--*--

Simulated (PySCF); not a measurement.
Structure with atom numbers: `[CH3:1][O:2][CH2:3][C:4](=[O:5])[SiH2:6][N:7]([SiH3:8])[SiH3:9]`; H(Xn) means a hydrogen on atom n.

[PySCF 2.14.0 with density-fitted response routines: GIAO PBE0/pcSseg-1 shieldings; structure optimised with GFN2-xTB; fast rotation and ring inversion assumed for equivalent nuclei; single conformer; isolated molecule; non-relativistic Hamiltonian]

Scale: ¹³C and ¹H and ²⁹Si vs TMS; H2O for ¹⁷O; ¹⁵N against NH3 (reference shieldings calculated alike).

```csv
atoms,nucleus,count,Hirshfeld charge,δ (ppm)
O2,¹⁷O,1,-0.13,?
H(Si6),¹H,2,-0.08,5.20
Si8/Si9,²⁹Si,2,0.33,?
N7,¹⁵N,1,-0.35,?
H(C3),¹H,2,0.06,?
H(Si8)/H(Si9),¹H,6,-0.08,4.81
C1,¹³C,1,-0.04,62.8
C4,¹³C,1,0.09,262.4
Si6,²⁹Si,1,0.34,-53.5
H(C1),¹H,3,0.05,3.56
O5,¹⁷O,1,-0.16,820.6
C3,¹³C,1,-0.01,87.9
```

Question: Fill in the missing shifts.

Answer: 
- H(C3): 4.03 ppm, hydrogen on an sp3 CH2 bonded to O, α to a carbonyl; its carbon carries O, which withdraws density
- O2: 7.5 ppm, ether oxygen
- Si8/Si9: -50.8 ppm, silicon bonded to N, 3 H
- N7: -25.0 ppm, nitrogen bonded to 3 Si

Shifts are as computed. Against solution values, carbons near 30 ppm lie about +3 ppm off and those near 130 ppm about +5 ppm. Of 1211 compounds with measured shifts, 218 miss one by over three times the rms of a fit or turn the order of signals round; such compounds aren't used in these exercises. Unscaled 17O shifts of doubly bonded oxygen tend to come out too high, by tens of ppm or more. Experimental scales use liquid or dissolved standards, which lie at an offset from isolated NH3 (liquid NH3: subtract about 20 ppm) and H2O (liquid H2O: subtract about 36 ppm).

--*--

Above are the records; print exactly the lines from the line with "- O2: 7.5 ppm, ether oxygen" to the line with "- N7: -25.0 ppm, nitrogen bonded to 3 Si", including both, and nothing else.

◆ Solution ◆
- O2: 7.5 ppm, ether oxygen
- Si8/Si9: -50.8 ppm, silicon bonded to N, 3 H
- N7: -25.0 ppm, nitrogen bonded to 3 Si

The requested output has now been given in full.